Segment Start: Data to examine

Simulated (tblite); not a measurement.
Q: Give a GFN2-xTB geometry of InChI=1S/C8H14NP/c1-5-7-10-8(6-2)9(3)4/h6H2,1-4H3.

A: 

Segment End: Data to examine

▸ **Work request**: Every entry above should be retyped exactly as it appears.

▸ **Task solution**:
Simulated (tblite); not a measurement.
Q: Give a GFN2-xTB geometry of InChI=1S/C8H14NP/c1-5-7-10-8(6-2)9(3)4/h6H2,1-4H3.

A: 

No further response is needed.